○ ○ ○ ○ ○ ○ ○

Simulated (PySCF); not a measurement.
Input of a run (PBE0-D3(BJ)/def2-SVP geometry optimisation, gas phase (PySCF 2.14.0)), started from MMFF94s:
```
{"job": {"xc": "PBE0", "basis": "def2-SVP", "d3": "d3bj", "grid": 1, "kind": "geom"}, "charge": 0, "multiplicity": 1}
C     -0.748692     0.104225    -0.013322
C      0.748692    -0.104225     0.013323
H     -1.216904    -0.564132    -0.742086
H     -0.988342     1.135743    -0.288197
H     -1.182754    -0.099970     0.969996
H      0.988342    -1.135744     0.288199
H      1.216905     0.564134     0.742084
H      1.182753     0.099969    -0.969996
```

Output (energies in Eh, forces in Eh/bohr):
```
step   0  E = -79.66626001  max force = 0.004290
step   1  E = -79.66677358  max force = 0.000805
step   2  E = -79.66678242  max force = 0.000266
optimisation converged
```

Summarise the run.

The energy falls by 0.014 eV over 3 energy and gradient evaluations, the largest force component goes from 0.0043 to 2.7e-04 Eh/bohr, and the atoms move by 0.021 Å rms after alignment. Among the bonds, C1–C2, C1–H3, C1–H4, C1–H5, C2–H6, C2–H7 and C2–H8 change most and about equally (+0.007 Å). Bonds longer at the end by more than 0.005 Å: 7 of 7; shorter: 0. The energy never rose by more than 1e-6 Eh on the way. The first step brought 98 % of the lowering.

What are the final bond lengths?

○ ○ ○ ○ ○ ○ ○

*BRIEF*: Repeat exactly the lines of the listing above, from the one with "Output (energies in" down to the one with "The energy falls"; both of those lines belong in the range.

*YOUR RESPONSE*:
Output (energies in Eh, forces in Eh/bohr):
```
step   0  E = -79.66626001  max force = 0.004290
step   1  E = -79.66677358  max force = 0.000805
step   2  E = -79.66678242  max force = 0.000266
optimisation converged
```

Summarise the run.

The energy falls by 0.014 eV over 3 energy and gradient evaluations, the largest force component goes from 0.0043 to 2.7e-04 Eh/bohr, and the atoms move by 0.021 Å rms after alignment. Among the bonds, C1–C2, C1–H3, C1–H4, C1–H5, C2–H6, C2–H7 and C2–H8 change most and about equally (+0.007 Å). Bonds longer at the end by more than 0.005 Å: 7 of 7; shorter: 0. The energy never rose by more than 1e-6 Eh on the way. The first step brought 98 % of the lowering.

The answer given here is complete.